**Assigned task:**
Set down, please, without alteration, the lines of the entries below from the first through the one containing "Problem. Where does the relaxation end?".

▶
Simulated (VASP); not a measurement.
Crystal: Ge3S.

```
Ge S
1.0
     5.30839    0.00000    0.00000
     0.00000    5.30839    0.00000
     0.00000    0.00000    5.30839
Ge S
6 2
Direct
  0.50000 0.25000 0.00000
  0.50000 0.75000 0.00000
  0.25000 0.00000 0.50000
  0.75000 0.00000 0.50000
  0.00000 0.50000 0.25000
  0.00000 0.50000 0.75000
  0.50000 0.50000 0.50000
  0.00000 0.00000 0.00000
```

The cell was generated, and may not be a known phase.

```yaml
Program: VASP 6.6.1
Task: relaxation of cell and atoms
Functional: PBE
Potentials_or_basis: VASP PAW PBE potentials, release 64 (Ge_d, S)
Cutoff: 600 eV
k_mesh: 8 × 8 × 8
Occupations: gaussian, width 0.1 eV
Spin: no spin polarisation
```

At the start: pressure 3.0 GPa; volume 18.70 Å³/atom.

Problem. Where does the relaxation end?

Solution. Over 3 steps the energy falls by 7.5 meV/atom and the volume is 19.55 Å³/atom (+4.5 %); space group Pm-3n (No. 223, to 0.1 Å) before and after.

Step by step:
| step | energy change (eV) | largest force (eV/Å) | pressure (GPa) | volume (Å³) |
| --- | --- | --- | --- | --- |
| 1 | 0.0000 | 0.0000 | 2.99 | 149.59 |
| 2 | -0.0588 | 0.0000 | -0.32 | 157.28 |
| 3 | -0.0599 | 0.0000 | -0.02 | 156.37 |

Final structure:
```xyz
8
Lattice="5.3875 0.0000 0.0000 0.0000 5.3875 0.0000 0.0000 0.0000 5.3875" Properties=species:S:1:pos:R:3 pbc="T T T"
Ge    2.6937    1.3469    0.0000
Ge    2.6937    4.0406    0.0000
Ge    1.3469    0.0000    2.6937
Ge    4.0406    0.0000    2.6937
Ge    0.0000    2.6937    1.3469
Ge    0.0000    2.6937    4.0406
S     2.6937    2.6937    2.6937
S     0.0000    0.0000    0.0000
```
◀

**Exercise answer:**
Simulated (VASP); not a measurement.
Crystal: Ge3S.

```
Ge S
1.0
     5.30839    0.00000    0.00000
     0.00000    5.30839    0.00000
     0.00000    0.00000    5.30839
Ge S
6 2
Direct
  0.50000 0.25000 0.00000
  0.50000 0.75000 0.00000
  0.25000 0.00000 0.50000
  0.75000 0.00000 0.50000
  0.00000 0.50000 0.25000
  0.00000 0.50000 0.75000
  0.50000 0.50000 0.50000
  0.00000 0.00000 0.00000
```

The cell was generated, and may not be a known phase.

```yaml
Program: VASP 6.6.1
Task: relaxation of cell and atoms
Functional: PBE
Potentials_or_basis: VASP PAW PBE potentials, release 64 (Ge_d, S)
Cutoff: 600 eV
k_mesh: 8 × 8 × 8
Occupations: gaussian, width 0.1 eV
Spin: no spin polarisation
```

At the start: pressure 3.0 GPa; volume 18.70 Å³/atom.

Problem. Where does the relaxation end?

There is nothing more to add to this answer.